BEGIN DATASET

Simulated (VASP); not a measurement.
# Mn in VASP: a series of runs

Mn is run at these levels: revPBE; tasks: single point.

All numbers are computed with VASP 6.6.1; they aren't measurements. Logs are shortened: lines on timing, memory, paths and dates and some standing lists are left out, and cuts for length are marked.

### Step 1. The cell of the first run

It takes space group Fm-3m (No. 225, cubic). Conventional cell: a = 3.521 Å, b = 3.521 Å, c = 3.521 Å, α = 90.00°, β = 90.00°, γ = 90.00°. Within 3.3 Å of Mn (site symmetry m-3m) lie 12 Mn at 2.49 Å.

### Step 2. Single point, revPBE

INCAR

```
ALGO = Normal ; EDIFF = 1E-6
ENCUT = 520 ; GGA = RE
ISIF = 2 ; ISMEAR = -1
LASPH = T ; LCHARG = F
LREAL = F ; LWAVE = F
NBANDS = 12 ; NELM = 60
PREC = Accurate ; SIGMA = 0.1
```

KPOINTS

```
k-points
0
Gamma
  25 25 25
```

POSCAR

END DATASET

▶ [ACTION ITEM]
Reproduce the whole listing word for word.

▶ [PROBLEM SOLUTION]
Simulated (VASP); not a measurement.
# Mn in VASP: a series of runs

Mn is run at these levels: revPBE; tasks: single point.

All numbers are computed with VASP 6.6.1; they aren't measurements. Logs are shortened: lines on timing, memory, paths and dates and some standing lists are left out, and cuts for length are marked.

### Step 1. The cell of the first run

It takes space group Fm-3m (No. 225, cubic). Conventional cell: a = 3.521 Å, b = 3.521 Å, c = 3.521 Å, α = 90.00°, β = 90.00°, γ = 90.00°. Within 3.3 Å of Mn (site symmetry m-3m) lie 12 Mn at 2.49 Å.

### Step 2. Single point, revPBE

INCAR

```
ALGO = Normal ; EDIFF = 1E-6
ENCUT = 520 ; GGA = RE
ISIF = 2 ; ISMEAR = -1
LASPH = T ; LCHARG = F
LREAL = F ; LWAVE = F
NBANDS = 12 ; NELM = 60
PREC = Accurate ; SIGMA = 0.1
```

KPOINTS

```
k-points
0
Gamma
  25 25 25
```

POSCAR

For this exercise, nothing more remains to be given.